**BRIEF:** Repeat exactly the lines of the listing below, please, starting with the first and ending with the line containing "Single points on"; leave out the rest.

++++
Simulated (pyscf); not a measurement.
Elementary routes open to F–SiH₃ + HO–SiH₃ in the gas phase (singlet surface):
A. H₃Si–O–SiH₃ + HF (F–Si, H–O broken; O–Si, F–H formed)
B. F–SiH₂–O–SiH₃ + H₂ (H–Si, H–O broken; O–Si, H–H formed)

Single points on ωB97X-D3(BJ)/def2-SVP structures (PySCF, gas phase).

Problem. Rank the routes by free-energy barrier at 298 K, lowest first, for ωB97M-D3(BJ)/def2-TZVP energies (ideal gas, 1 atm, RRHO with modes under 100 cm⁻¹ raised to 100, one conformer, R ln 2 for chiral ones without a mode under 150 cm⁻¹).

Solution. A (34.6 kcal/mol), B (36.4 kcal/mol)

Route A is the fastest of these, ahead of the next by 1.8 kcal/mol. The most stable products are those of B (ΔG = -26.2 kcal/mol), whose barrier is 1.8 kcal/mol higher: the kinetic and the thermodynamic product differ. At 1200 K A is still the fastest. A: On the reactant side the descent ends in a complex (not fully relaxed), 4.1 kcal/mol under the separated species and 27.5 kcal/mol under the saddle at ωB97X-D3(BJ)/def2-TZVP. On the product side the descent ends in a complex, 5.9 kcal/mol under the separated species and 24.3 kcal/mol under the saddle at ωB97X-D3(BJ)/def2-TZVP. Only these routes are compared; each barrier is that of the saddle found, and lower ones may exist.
++++

**WRITTEN REPLY:**
Simulated (pyscf); not a measurement.
Elementary routes open to F–SiH₃ + HO–SiH₃ in the gas phase (singlet surface):
A. H₃Si–O–SiH₃ + HF (F–Si, H–O broken; O–Si, F–H formed)
B. F–SiH₂–O–SiH₃ + H₂ (H–Si, H–O broken; O–Si, H–H formed)

Single points on ωB97X-D3(BJ)/def2-SVP structures (PySCF, gas phase).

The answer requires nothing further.